▶ **REQUIREMENT**
Below are some records. Print exactly the lines between the one holding "The run is started by" and the one holding "Task: Estimate the wall time of this run.", inclusive, and nothing else.

===== DATASET EXCERPTS

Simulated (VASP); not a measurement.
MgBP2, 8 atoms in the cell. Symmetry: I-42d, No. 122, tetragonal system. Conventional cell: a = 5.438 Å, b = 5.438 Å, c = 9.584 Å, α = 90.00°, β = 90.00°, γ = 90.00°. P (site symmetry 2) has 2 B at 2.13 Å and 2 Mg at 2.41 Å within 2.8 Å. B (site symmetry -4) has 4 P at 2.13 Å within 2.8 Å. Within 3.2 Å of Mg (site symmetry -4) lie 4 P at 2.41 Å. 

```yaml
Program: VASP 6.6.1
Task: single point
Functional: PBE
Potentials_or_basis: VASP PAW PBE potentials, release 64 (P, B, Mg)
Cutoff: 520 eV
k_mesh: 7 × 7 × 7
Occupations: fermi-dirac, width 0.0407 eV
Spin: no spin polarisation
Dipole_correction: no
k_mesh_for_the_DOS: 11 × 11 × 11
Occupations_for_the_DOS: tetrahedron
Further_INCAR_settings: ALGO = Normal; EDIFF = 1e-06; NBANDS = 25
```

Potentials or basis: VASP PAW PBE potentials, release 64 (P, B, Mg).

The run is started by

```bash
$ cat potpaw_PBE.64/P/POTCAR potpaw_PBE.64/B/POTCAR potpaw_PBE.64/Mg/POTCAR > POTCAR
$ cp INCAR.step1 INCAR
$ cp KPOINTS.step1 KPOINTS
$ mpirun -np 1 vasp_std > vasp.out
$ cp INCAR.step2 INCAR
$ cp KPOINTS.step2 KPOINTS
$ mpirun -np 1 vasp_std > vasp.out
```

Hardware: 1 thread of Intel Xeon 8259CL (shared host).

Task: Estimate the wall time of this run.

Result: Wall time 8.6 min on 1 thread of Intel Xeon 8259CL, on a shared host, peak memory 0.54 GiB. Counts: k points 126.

==========

▶ **PROBLEM SOLUTION**
The run is started by

```bash
$ cat potpaw_PBE.64/P/POTCAR potpaw_PBE.64/B/POTCAR potpaw_PBE.64/Mg/POTCAR > POTCAR
$ cp INCAR.step1 INCAR
$ cp KPOINTS.step1 KPOINTS
$ mpirun -np 1 vasp_std > vasp.out
$ cp INCAR.step2 INCAR
$ cp KPOINTS.step2 KPOINTS
$ mpirun -np 1 vasp_std > vasp.out
```

Hardware: 1 thread of Intel Xeon 8259CL (shared host).

Task: Estimate the wall time of this run.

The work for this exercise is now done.